▶ _Data listing_:
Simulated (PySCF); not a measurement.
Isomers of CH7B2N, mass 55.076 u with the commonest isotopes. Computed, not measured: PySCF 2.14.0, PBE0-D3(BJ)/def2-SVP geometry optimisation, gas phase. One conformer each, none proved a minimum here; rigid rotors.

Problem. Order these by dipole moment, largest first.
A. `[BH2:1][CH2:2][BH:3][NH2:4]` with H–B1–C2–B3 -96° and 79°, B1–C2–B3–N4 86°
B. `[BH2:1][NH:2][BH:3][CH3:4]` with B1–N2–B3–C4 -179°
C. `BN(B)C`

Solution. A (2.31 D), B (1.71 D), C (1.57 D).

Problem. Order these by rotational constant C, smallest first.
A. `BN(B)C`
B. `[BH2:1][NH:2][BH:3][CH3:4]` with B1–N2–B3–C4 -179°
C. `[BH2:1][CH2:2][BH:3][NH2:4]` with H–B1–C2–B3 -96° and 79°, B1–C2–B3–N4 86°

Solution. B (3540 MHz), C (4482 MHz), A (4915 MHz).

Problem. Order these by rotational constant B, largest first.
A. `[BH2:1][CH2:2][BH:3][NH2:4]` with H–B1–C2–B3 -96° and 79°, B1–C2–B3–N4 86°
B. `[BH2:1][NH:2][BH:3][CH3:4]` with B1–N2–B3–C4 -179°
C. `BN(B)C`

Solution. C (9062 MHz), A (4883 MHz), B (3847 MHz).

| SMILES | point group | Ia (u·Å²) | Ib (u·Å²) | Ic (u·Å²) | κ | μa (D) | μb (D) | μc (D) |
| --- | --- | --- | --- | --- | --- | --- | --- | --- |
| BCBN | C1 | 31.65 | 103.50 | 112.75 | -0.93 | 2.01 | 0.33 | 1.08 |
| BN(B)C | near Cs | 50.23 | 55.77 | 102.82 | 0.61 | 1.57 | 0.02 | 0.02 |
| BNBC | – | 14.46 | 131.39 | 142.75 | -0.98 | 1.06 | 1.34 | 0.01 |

▶ _Activity_:
Beginning with the very first line of the material above, give each line again exactly, ending with the line that contains "0.02 | 0.02 |".

▶ _Exercise result_:
Simulated (PySCF); not a measurement.
Isomers of CH7B2N, mass 55.076 u with the commonest isotopes. Computed, not measured: PySCF 2.14.0, PBE0-D3(BJ)/def2-SVP geometry optimisation, gas phase. One conformer each, none proved a minimum here; rigid rotors.

Problem. Order these by dipole moment, largest first.
A. `[BH2:1][CH2:2][BH:3][NH2:4]` with H–B1–C2–B3 -96° and 79°, B1–C2–B3–N4 86°
B. `[BH2:1][NH:2][BH:3][CH3:4]` with B1–N2–B3–C4 -179°
C. `BN(B)C`

Solution. A (2.31 D), B (1.71 D), C (1.57 D).

Problem. Order these by rotational constant C, smallest first.
A. `BN(B)C`
B. `[BH2:1][NH:2][BH:3][CH3:4]` with B1–N2–B3–C4 -179°
C. `[BH2:1][CH2:2][BH:3][NH2:4]` with H–B1–C2–B3 -96° and 79°, B1–C2–B3–N4 86°

Solution. B (3540 MHz), C (4482 MHz), A (4915 MHz).

Problem. Order these by rotational constant B, largest first.
A. `[BH2:1][CH2:2][BH:3][NH2:4]` with H–B1–C2–B3 -96° and 79°, B1–C2–B3–N4 86°
B. `[BH2:1][NH:2][BH:3][CH3:4]` with B1–N2–B3–C4 -179°
C. `BN(B)C`

Solution. C (9062 MHz), A (4883 MHz), B (3847 MHz).

| SMILES | point group | Ia (u·Å²) | Ib (u·Å²) | Ic (u·Å²) | κ | μa (D) | μb (D) | μc (D) |
| --- | --- | --- | --- | --- | --- | --- | --- | --- |
| BCBN | C1 | 31.65 | 103.50 | 112.75 | -0.93 | 2.01 | 0.33 | 1.08 |
| BN(B)C | near Cs | 50.23 | 55.77 | 102.82 | 0.61 | 1.57 | 0.02 | 0.02 |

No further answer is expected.